## Dataset
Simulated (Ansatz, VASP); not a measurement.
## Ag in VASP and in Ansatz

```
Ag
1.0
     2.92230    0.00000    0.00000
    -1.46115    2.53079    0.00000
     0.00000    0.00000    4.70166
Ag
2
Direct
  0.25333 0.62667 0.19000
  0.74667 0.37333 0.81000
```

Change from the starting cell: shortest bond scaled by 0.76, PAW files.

## Work task
The complete listing must be printed again exactly as given.

## Worked solution
Simulated (Ansatz, VASP); not a measurement.
## Ag in VASP and in Ansatz

```
Ag
1.0
     2.92230    0.00000    0.00000
    -1.46115    2.53079    0.00000
     0.00000    0.00000    4.70166
Ag
2
Direct
  0.25333 0.62667 0.19000
  0.74667 0.37333 0.81000
```

Change from the starting cell: shortest bond scaled by 0.76, PAW files.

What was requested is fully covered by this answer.